_Information provided_
____________________
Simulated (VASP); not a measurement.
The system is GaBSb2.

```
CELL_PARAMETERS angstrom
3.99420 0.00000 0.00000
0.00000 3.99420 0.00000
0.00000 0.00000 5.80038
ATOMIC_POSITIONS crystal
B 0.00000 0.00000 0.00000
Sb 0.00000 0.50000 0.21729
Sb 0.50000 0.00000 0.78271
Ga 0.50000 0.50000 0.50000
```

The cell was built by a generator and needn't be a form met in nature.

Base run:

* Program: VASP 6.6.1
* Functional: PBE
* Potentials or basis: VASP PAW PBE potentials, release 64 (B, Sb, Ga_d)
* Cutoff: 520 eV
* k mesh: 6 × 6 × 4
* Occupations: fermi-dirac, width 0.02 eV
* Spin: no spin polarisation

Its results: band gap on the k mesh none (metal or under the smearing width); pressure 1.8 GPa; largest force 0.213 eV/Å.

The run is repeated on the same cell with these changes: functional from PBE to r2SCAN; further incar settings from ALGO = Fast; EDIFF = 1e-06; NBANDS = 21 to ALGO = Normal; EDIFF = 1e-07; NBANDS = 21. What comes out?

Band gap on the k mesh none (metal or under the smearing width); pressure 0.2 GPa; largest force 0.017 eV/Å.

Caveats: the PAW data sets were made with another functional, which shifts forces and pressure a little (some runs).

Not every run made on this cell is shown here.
____________________

_Task item_
In the listing above, locate the line containing "Program: VASP 6.6.1" and the line containing "Caveats: the PAW". Extract those two lines and every line between them, exactly as written, and only those.

_Answer section_
* Program: VASP 6.6.1
* Functional: PBE
* Potentials or basis: VASP PAW PBE potentials, release 64 (B, Sb, Ga_d)
* Cutoff: 520 eV
* k mesh: 6 × 6 × 4
* Occupations: fermi-dirac, width 0.02 eV
* Spin: no spin polarisation

Its results: band gap on the k mesh none (metal or under the smearing width); pressure 1.8 GPa; largest force 0.213 eV/Å.

The run is repeated on the same cell with these changes: functional from PBE to r2SCAN; further incar settings from ALGO = Fast; EDIFF = 1e-06; NBANDS = 21 to ALGO = Normal; EDIFF = 1e-07; NBANDS = 21. What comes out?

Band gap on the k mesh none (metal or under the smearing width); pressure 0.2 GPa; largest force 0.017 eV/Å.

Caveats: the PAW data sets were made with another functional, which shifts forces and pressure a little (some runs).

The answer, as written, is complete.